____________

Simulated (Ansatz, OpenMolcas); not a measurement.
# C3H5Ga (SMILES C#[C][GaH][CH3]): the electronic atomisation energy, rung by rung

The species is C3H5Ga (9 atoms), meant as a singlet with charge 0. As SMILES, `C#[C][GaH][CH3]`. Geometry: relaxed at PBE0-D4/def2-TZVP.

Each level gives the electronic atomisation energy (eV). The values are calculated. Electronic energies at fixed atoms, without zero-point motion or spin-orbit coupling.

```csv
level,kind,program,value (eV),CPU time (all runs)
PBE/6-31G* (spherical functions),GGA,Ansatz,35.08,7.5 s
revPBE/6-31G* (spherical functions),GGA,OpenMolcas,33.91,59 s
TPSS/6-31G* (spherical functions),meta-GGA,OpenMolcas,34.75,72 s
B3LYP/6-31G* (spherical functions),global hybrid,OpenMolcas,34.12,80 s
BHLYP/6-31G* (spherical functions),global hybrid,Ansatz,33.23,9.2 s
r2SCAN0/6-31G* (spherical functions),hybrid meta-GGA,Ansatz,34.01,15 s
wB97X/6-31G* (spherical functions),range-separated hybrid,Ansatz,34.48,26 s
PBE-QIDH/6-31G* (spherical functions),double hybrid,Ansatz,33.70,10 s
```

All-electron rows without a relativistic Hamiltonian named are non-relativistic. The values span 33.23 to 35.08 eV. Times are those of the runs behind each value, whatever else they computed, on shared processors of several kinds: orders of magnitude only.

____________

## [Work order]
Repeat the records above line by line, from the first line through the line that contains "The species is".

## [Task response]
Simulated (Ansatz, OpenMolcas); not a measurement.
# C3H5Ga (SMILES C#[C][GaH][CH3]): the electronic atomisation energy, rung by rung

The species is C3H5Ga (9 atoms), meant as a singlet with charge 0. As SMILES, `C#[C][GaH][CH3]`. Geometry: relaxed at PBE0-D4/def2-TZVP.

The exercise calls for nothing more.